_INFORMATION SUPPLIED:_
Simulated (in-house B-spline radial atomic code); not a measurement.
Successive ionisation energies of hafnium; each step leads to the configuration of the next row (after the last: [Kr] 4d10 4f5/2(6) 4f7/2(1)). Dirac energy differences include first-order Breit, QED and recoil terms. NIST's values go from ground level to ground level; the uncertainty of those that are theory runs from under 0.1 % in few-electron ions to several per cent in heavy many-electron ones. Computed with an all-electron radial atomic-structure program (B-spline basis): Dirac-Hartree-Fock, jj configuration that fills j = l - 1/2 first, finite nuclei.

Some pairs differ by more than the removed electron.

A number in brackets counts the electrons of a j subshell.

_ASSIGNMENT:_
Leaving no line out, return the data above verbatim.

_ANSWER SECTION:_
Simulated (in-house B-spline radial atomic code); not a measurement.
Successive ionisation energies of hafnium; each step leads to the configuration of the next row (after the last: [Kr] 4d10 4f5/2(6) 4f7/2(1)). Dirac energy differences include first-order Breit, QED and recoil terms. NIST's values go from ground level to ground level; the uncertainty of those that are theory runs from under 0.1 % in few-electron ions to several per cent in heavy many-electron ones. Computed with an all-electron radial atomic-structure program (B-spline basis): Dirac-Hartree-Fock, jj configuration that fills j = l - 1/2 first, finite nuclei.

Some pairs differ by more than the removed electron.

A number in brackets counts the electrons of a j subshell.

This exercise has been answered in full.